* ACTION ITEM
In the entries that follow, the line with "Crystal: SrCl2." opens the range and the line with "Q: Order these" closes it; repeat that range exactly, both lines included.

* DATA PROVIDED
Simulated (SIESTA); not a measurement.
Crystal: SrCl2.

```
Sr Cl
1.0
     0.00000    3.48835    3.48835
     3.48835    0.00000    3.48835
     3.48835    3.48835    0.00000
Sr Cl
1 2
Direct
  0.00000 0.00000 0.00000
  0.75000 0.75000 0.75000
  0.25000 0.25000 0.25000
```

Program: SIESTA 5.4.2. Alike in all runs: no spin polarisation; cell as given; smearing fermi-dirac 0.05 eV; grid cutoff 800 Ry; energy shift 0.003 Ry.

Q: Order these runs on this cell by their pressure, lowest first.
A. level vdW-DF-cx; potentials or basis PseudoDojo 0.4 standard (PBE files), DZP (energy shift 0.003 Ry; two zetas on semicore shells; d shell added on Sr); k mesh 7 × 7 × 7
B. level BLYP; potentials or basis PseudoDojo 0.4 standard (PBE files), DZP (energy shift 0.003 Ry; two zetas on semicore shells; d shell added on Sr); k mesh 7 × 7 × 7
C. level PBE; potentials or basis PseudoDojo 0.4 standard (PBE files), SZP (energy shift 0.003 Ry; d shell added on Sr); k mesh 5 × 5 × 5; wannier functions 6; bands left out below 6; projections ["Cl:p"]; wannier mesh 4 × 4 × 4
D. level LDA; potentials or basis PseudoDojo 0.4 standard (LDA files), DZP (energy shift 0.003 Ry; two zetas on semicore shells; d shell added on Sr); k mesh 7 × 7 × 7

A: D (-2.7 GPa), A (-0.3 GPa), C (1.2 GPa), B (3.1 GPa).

* TASK RESPONSE
Crystal: SrCl2.

```
Sr Cl
1.0
     0.00000    3.48835    3.48835
     3.48835    0.00000    3.48835
     3.48835    3.48835    0.00000
Sr Cl
1 2
Direct
  0.00000 0.00000 0.00000
  0.75000 0.75000 0.75000
  0.25000 0.25000 0.25000
```

Program: SIESTA 5.4.2. Alike in all runs: no spin polarisation; cell as given; smearing fermi-dirac 0.05 eV; grid cutoff 800 Ry; energy shift 0.003 Ry.

Q: Order these runs on this cell by their pressure, lowest first.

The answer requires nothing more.